Source information.
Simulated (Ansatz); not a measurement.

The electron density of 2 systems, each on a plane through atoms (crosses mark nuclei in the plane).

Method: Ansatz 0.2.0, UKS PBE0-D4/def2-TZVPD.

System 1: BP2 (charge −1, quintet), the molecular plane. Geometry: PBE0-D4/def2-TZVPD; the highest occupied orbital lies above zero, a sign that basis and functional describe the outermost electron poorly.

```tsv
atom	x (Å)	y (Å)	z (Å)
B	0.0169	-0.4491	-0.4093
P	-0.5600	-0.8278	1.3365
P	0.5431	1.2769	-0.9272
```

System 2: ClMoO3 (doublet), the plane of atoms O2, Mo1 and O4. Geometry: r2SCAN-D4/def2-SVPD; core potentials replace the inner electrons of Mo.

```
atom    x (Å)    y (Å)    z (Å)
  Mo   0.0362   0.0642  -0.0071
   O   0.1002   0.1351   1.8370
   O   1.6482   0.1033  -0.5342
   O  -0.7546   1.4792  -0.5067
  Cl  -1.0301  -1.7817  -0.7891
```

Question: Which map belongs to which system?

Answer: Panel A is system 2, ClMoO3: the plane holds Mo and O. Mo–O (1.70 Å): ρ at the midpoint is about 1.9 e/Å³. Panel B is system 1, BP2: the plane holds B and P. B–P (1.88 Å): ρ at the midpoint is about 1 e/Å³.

Requirement. All of the data above should be reproduced word for word.

Written response.
Simulated (Ansatz); not a measurement.

The electron density of 2 systems, each on a plane through atoms (crosses mark nuclei in the plane).

Method: Ansatz 0.2.0, UKS PBE0-D4/def2-TZVPD.

System 1: BP2 (charge −1, quintet), the molecular plane. Geometry: PBE0-D4/def2-TZVPD; the highest occupied orbital lies above zero, a sign that basis and functional describe the outermost electron poorly.

```tsv
atom	x (Å)	y (Å)	z (Å)
B	0.0169	-0.4491	-0.4093
P	-0.5600	-0.8278	1.3365
P	0.5431	1.2769	-0.9272
```

System 2: ClMoO3 (doublet), the plane of atoms O2, Mo1 and O4. Geometry: r2SCAN-D4/def2-SVPD; core potentials replace the inner electrons of Mo.

```
atom    x (Å)    y (Å)    z (Å)
  Mo   0.0362   0.0642  -0.0071
   O   0.1002   0.1351   1.8370
   O   1.6482   0.1033  -0.5342
   O  -0.7546   1.4792  -0.5067
  Cl  -1.0301  -1.7817  -0.7891
```

Question: Which map belongs to which system?

Answer: Panel A is system 2, ClMoO3: the plane holds Mo and O. Mo–O (1.70 Å): ρ at the midpoint is about 1.9 e/Å³. Panel B is system 1, BP2: the plane holds B and P. B–P (1.88 Å): ρ at the midpoint is about 1 e/Å³.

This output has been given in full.